Exercise: Return exactly and only these lines: the first of the listing through the one containing "0.026 | HOMO→LUMO (degenerate set) |".

====== Supplied entries ======
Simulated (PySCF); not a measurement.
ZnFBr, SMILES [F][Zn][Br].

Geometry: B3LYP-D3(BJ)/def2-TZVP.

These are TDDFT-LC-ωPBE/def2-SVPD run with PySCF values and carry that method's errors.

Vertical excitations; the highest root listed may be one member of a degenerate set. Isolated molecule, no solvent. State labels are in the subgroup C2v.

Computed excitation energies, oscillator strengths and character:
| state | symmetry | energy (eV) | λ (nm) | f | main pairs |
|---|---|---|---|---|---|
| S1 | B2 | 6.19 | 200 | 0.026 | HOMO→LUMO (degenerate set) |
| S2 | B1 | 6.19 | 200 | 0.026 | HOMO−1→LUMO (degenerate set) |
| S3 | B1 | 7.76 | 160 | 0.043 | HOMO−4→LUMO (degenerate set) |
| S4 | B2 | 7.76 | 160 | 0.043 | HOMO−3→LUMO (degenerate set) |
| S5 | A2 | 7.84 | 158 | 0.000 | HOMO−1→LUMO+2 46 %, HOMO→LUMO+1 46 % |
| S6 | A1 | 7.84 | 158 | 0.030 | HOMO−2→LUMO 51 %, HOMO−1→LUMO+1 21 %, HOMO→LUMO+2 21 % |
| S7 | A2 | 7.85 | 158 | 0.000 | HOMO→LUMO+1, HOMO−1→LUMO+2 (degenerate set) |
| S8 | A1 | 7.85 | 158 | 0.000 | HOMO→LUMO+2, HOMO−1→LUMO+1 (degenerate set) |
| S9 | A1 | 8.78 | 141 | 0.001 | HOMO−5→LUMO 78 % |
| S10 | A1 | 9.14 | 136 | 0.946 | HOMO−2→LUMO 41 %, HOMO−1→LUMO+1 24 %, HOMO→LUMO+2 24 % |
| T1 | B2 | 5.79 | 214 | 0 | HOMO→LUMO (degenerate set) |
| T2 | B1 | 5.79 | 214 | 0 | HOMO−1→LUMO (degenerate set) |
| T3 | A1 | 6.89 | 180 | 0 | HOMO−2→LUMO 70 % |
======

Response:
Simulated (PySCF); not a measurement.
ZnFBr, SMILES [F][Zn][Br].

Geometry: B3LYP-D3(BJ)/def2-TZVP.

These are TDDFT-LC-ωPBE/def2-SVPD run with PySCF values and carry that method's errors.

Vertical excitations; the highest root listed may be one member of a degenerate set. Isolated molecule, no solvent. State labels are in the subgroup C2v.

Computed excitation energies, oscillator strengths and character:
| state | symmetry | energy (eV) | λ (nm) | f | main pairs |
|---|---|---|---|---|---|
| S1 | B2 | 6.19 | 200 | 0.026 | HOMO→LUMO (degenerate set) |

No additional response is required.